● Assigned task:
From the first line of the records down to the one that holds "D. a valence shell is frozen", transcribe each line exactly and add nothing.

● Supplied material:
[Start of section]

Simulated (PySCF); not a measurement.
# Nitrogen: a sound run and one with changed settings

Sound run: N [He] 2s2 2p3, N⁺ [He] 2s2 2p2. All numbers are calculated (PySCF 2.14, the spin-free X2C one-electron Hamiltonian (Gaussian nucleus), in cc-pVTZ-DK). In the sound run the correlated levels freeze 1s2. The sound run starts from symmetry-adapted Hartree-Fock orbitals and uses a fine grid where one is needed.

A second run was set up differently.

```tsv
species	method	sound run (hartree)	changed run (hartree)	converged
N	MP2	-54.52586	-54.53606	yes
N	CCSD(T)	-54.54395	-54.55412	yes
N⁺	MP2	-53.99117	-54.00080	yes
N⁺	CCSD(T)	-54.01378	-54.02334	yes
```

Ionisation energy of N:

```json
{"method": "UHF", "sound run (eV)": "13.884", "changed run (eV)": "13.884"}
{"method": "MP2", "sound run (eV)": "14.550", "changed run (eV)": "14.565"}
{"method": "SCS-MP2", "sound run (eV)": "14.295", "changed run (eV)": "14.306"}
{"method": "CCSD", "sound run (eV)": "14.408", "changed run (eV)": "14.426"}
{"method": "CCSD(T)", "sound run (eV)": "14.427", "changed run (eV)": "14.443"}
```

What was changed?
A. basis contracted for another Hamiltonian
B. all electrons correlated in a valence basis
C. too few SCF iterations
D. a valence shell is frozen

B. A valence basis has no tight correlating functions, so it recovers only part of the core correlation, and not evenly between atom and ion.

[End of section]

● Response:
Simulated (PySCF); not a measurement.
# Nitrogen: a sound run and one with changed settings

Sound run: N [He] 2s2 2p3, N⁺ [He] 2s2 2p2. All numbers are calculated (PySCF 2.14, the spin-free X2C one-electron Hamiltonian (Gaussian nucleus), in cc-pVTZ-DK). In the sound run the correlated levels freeze 1s2. The sound run starts from symmetry-adapted Hartree-Fock orbitals and uses a fine grid where one is needed.

A second run was set up differently.

```tsv
species	method	sound run (hartree)	changed run (hartree)	converged
N	MP2	-54.52586	-54.53606	yes
N	CCSD(T)	-54.54395	-54.55412	yes
N⁺	MP2	-53.99117	-54.00080	yes
N⁺	CCSD(T)	-54.01378	-54.02334	yes
```

Ionisation energy of N:

```json
{"method": "UHF", "sound run (eV)": "13.884", "changed run (eV)": "13.884"}
{"method": "MP2", "sound run (eV)": "14.550", "changed run (eV)": "14.565"}
{"method": "SCS-MP2", "sound run (eV)": "14.295", "changed run (eV)": "14.306"}
{"method": "CCSD", "sound run (eV)": "14.408", "changed run (eV)": "14.426"}
{"method": "CCSD(T)", "sound run (eV)": "14.427", "changed run (eV)": "14.443"}
```

What was changed?
A. basis contracted for another Hamiltonian
B. all electrons correlated in a valence basis
C. too few SCF iterations
D. a valence shell is frozen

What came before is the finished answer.